Extract the listing in its entirety, keeping each line identical to the original.

╭─ INFORMATION PROVIDED
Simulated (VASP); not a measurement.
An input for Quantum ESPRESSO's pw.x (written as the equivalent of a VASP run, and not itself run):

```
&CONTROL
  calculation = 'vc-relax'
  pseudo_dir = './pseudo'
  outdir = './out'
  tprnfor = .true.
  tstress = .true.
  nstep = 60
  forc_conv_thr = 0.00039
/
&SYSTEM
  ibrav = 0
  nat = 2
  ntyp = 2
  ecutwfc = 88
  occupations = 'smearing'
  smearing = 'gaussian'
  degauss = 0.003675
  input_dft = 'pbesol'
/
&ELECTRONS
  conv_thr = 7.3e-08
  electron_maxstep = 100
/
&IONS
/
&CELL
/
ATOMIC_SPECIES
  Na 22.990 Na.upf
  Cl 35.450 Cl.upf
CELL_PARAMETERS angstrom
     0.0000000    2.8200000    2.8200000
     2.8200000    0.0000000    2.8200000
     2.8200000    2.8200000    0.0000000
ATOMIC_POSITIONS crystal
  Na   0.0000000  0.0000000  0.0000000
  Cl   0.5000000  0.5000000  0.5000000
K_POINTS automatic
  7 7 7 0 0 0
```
╰─

> [ANSWER AREA]:
Simulated (VASP); not a measurement.
An input for Quantum ESPRESSO's pw.x (written as the equivalent of a VASP run, and not itself run):

```
&CONTROL
  calculation = 'vc-relax'
  pseudo_dir = './pseudo'
  outdir = './out'
  tprnfor = .true.
  tstress = .true.
  nstep = 60
  forc_conv_thr = 0.00039
/
&SYSTEM
  ibrav = 0
  nat = 2
  ntyp = 2
  ecutwfc = 88
  occupations = 'smearing'
  smearing = 'gaussian'
  degauss = 0.003675
  input_dft = 'pbesol'
/
&ELECTRONS
  conv_thr = 7.3e-08
  electron_maxstep = 100
/
&IONS
/
&CELL
/
ATOMIC_SPECIES
  Na 22.990 Na.upf
  Cl 35.450 Cl.upf
CELL_PARAMETERS angstrom
     0.0000000    2.8200000    2.8200000
     2.8200000    0.0000000    2.8200000
     2.8200000    2.8200000    0.0000000
ATOMIC_POSITIONS crystal
  Na   0.0000000  0.0000000  0.0000000
  Cl   0.5000000  0.5000000  0.5000000
K_POINTS automatic
  7 7 7 0 0 0
```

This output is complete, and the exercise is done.